+ + + + + + +

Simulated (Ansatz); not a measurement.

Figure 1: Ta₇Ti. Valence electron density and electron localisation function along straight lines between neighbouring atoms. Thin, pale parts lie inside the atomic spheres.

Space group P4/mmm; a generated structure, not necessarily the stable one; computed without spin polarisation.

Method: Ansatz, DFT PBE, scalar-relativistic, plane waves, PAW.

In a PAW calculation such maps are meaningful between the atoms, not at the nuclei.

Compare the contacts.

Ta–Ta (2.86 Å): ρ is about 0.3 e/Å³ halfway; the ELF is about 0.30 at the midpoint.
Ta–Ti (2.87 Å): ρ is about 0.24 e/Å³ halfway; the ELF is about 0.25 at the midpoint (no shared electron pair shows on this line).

+ + + + + + +

• Work request
From the listing above, output exactly the run of lines that starts with the line containing "In a PAW calculation" and ends with the line containing "Ta–Ta (2.86 Å): ρ".

• Written solution
In a PAW calculation such maps are meaningful between the atoms, not at the nuclei.

Compare the contacts.

Ta–Ta (2.86 Å): ρ is about 0.3 e/Å³ halfway; the ELF is about 0.30 at the midpoint.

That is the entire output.